-- -- --

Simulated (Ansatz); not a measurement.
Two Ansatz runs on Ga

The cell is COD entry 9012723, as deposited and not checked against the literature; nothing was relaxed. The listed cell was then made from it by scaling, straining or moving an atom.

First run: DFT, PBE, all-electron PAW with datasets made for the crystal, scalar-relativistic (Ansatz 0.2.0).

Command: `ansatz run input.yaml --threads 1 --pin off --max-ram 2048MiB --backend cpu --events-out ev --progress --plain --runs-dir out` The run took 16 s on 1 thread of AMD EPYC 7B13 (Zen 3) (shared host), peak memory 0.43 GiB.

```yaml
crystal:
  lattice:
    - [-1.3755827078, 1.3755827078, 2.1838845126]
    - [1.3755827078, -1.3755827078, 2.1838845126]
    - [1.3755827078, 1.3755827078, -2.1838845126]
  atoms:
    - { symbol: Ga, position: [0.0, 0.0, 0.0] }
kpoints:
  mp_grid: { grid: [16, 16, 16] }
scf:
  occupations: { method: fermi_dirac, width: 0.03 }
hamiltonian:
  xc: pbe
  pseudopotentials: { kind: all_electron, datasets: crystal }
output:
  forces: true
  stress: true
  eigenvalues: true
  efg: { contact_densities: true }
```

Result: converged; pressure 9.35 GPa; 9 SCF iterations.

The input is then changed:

-- -- --

▶ [Activity]:
Copy out the entries exactly. Begin at the first line and end with the line that has "The cell is".

▶ [Task result]:
Simulated (Ansatz); not a measurement.
Two Ansatz runs on Ga

The cell is COD entry 9012723, as deposited and not checked against the literature; nothing was relaxed. The listed cell was then made from it by scaling, straining or moving an atom.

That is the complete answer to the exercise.